───── Data ─────

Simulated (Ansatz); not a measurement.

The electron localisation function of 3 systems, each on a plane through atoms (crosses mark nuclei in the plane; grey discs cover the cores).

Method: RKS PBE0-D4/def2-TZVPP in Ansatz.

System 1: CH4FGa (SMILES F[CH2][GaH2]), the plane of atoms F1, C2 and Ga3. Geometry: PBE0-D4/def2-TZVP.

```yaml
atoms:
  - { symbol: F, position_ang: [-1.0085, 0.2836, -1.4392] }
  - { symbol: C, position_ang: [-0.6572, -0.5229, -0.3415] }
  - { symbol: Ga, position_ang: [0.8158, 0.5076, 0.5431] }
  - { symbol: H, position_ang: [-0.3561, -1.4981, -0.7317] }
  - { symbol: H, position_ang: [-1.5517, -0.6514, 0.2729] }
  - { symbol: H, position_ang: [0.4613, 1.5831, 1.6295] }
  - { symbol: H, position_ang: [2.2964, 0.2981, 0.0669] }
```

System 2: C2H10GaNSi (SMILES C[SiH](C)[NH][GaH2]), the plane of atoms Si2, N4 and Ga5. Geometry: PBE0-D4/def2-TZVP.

─────

▶ Work item:
Word for word, restate the entries from the first line to the line that has "Method: RKS PBE0-D4/def2-TZVPP in Ansatz.", both included, and nothing else.

▶ Written answer:
Simulated (Ansatz); not a measurement.

The electron localisation function of 3 systems, each on a plane through atoms (crosses mark nuclei in the plane; grey discs cover the cores).

Method: RKS PBE0-D4/def2-TZVPP in Ansatz.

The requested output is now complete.